=== Begin Enclosure ===

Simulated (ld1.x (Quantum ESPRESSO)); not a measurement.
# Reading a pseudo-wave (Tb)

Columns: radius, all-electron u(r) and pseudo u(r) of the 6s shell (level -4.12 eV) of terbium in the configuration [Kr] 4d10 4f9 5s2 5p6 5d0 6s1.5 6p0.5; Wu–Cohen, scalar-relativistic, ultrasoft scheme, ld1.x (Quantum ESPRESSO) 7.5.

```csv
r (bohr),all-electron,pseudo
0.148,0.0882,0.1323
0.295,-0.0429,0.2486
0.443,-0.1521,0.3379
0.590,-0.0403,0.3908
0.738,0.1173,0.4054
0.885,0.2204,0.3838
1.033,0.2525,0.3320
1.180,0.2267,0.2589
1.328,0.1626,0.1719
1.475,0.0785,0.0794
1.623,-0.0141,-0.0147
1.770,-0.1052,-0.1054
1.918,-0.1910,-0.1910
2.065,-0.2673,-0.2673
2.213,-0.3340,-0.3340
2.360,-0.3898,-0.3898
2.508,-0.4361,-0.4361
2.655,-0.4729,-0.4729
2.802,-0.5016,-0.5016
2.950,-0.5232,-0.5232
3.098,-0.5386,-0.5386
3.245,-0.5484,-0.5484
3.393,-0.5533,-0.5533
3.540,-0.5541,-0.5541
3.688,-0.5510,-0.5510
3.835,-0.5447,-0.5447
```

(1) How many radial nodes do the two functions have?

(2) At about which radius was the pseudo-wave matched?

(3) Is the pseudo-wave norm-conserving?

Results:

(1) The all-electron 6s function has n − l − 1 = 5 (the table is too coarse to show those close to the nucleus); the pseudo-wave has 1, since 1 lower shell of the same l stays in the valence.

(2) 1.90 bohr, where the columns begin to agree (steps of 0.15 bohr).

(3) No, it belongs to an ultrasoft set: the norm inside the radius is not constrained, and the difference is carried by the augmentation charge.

=== End Enclosure ===

■ **Requirement**
Looking at the entries above, can you reproduce exactly the lines from the one that holds "(1) How many" through the one that holds "(2) 1.90 bohr, where", and only those?

■ **Exercise output**
(1) How many radial nodes do the two functions have?

(2) At about which radius was the pseudo-wave matched?

(3) Is the pseudo-wave norm-conserving?

Results:

(1) The all-electron 6s function has n − l − 1 = 5 (the table is too coarse to show those close to the nucleus); the pseudo-wave has 1, since 1 lower shell of the same l stays in the valence.

(2) 1.90 bohr, where the columns begin to agree (steps of 0.15 bohr).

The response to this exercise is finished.